● **LISTED ENTRIES**
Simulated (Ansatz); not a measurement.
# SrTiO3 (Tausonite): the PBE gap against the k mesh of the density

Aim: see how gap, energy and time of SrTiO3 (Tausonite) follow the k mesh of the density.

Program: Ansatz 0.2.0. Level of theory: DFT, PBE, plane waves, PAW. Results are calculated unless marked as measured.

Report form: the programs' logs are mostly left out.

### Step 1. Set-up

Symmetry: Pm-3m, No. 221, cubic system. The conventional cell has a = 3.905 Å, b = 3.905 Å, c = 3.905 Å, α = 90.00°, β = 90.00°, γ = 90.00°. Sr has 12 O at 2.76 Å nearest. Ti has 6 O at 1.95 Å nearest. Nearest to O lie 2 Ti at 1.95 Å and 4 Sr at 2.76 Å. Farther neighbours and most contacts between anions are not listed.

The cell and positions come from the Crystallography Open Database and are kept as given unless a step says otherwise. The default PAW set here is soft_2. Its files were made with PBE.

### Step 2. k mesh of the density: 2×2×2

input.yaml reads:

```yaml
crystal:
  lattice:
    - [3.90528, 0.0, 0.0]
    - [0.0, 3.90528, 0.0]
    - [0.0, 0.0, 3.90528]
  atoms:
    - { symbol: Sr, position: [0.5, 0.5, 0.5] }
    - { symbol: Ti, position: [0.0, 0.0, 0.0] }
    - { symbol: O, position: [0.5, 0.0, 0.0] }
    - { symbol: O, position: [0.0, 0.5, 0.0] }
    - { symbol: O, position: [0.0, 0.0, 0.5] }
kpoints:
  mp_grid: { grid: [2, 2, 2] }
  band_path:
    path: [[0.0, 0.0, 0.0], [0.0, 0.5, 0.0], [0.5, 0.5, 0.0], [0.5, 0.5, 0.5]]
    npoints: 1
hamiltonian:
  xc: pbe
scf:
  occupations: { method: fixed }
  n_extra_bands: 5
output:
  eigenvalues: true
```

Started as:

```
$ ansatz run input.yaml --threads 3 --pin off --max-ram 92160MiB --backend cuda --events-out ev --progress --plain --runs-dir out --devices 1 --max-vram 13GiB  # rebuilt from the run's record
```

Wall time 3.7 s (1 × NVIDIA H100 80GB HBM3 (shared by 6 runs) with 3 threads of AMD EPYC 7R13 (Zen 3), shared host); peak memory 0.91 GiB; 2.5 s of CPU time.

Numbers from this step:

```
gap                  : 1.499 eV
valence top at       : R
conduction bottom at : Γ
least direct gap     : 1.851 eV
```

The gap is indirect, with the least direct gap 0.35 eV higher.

● **BRIEF**
Print the listing above from its first line through the line with "### Step 1. Set-up", and stop there.

● **RESPONSE AREA**
Simulated (Ansatz); not a measurement.
# SrTiO3 (Tausonite): the PBE gap against the k mesh of the density

Aim: see how gap, energy and time of SrTiO3 (Tausonite) follow the k mesh of the density.

Program: Ansatz 0.2.0. Level of theory: DFT, PBE, plane waves, PAW. Results are calculated unless marked as measured.

Report form: the programs' logs are mostly left out.

### Step 1. Set-up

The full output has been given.